_Supplied records_.
-- Opening Marker --
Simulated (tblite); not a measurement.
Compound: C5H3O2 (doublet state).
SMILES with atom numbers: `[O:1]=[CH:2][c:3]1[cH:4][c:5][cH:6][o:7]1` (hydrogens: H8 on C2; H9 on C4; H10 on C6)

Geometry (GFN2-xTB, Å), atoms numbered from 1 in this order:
-- Closing Marker --

_Work request_. Repeat all of the records above exactly as written.

_Solution_.
Simulated (tblite); not a measurement.
Compound: C5H3O2 (doublet state).
SMILES with atom numbers: `[O:1]=[CH:2][c:3]1[cH:4][c:5][cH:6][o:7]1` (hydrogens: H8 on C2; H9 on C4; H10 on C6)

Geometry (GFN2-xTB, Å), atoms numbered from 1 in this order:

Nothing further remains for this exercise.